## Dataset records:
---*---

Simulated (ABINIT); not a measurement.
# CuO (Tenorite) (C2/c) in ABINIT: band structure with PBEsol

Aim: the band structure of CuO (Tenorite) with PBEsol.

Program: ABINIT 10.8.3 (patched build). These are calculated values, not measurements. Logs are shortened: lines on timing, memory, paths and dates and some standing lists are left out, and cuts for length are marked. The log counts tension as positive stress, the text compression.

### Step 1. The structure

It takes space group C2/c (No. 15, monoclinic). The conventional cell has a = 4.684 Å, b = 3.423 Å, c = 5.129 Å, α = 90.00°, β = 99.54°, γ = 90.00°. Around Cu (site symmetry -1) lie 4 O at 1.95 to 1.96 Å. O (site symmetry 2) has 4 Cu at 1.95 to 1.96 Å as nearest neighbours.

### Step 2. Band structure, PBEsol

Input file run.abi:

---*---

## Required action:
What do the lines above say from the one containing "Aim: the band" down to the one containing "### Step 1. The structure"? Return them exactly, both end lines included, and only them.

## Reply:
Aim: the band structure of CuO (Tenorite) with PBEsol.

Program: ABINIT 10.8.3 (patched build). These are calculated values, not measurements. Logs are shortened: lines on timing, memory, paths and dates and some standing lists are left out, and cuts for length are marked. The log counts tension as positive stress, the text compression.

### Step 1. The structure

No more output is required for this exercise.